ACTION ITEM: Each line of the listing below must be returned exactly.

GIVEN DATA:
BEGIN

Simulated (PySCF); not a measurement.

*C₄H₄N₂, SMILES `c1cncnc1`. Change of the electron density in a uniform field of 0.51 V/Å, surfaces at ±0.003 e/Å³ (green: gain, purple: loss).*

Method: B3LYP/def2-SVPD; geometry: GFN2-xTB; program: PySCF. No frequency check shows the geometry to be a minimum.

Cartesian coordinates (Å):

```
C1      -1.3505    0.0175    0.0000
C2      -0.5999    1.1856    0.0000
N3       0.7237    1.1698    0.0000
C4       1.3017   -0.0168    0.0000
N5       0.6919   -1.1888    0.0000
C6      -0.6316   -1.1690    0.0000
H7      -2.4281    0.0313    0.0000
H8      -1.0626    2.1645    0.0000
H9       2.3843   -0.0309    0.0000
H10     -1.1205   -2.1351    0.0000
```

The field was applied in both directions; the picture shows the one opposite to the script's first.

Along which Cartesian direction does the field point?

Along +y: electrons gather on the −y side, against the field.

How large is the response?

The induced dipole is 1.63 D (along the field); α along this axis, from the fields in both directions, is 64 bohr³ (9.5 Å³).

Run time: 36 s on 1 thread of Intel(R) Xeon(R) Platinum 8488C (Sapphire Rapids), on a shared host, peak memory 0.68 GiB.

END

TASK RESULT:
Simulated (PySCF); not a measurement.

*C₄H₄N₂, SMILES `c1cncnc1`. Change of the electron density in a uniform field of 0.51 V/Å, surfaces at ±0.003 e/Å³ (green: gain, purple: loss).*

Method: B3LYP/def2-SVPD; geometry: GFN2-xTB; program: PySCF. No frequency check shows the geometry to be a minimum.

Cartesian coordinates (Å):

```
C1      -1.3505    0.0175    0.0000
C2      -0.5999    1.1856    0.0000
N3       0.7237    1.1698    0.0000
C4       1.3017   -0.0168    0.0000
N5       0.6919   -1.1888    0.0000
C6      -0.6316   -1.1690    0.0000
H7      -2.4281    0.0313    0.0000
H8      -1.0626    2.1645    0.0000
H9       2.3843   -0.0309    0.0000
H10     -1.1205   -2.1351    0.0000
```

The field was applied in both directions; the picture shows the one opposite to the script's first.

Along which Cartesian direction does the field point?

Along +y: electrons gather on the −y side, against the field.

How large is the response?

The induced dipole is 1.63 D (along the field); α along this axis, from the fields in both directions, is 64 bohr³ (9.5 Å³).

Run time: 36 s on 1 thread of Intel(R) Xeon(R) Platinum 8488C (Sapphire Rapids), on a shared host, peak memory 0.68 GiB.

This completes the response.